Requirement: Restate the opening lines of the material below word for word, stopping after the line that contains "Question: Predict the band gap on the k mesh.".

Input data:
============

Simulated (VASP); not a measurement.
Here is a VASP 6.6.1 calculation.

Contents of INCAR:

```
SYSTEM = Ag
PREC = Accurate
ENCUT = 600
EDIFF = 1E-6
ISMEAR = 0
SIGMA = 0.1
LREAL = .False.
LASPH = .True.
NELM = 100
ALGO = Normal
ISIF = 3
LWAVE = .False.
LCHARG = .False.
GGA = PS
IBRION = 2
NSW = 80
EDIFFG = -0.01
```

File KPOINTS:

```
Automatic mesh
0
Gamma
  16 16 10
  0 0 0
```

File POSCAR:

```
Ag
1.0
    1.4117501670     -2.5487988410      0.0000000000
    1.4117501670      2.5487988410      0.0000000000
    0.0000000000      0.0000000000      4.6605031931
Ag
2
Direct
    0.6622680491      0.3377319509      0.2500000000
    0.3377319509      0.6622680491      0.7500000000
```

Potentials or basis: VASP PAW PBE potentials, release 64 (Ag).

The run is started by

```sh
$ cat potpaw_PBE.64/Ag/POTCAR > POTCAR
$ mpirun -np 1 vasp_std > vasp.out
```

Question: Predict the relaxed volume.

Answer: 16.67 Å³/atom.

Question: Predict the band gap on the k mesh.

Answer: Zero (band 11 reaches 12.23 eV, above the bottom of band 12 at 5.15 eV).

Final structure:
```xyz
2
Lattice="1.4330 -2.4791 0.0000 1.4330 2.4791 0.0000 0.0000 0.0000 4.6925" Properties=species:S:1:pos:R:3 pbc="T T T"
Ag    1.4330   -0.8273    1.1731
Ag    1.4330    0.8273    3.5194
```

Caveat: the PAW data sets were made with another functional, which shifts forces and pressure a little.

============

Expected answer:
Simulated (VASP); not a measurement.
Here is a VASP 6.6.1 calculation.

Contents of INCAR:

```
SYSTEM = Ag
PREC = Accurate
ENCUT = 600
EDIFF = 1E-6
ISMEAR = 0
SIGMA = 0.1
LREAL = .False.
LASPH = .True.
NELM = 100
ALGO = Normal
ISIF = 3
LWAVE = .False.
LCHARG = .False.
GGA = PS
IBRION = 2
NSW = 80
EDIFFG = -0.01
```

File KPOINTS:

```
Automatic mesh
0
Gamma
  16 16 10
  0 0 0
```

File POSCAR:

```
Ag
1.0
    1.4117501670     -2.5487988410      0.0000000000
    1.4117501670      2.5487988410      0.0000000000
    0.0000000000      0.0000000000      4.6605031931
Ag
2
Direct
    0.6622680491      0.3377319509      0.2500000000
    0.3377319509      0.6622680491      0.7500000000
```

Potentials or basis: VASP PAW PBE potentials, release 64 (Ag).

The run is started by

```sh
$ cat potpaw_PBE.64/Ag/POTCAR > POTCAR
$ mpirun -np 1 vasp_std > vasp.out
```

Question: Predict the relaxed volume.

Answer: 16.67 Å³/atom.

Question: Predict the band gap on the k mesh.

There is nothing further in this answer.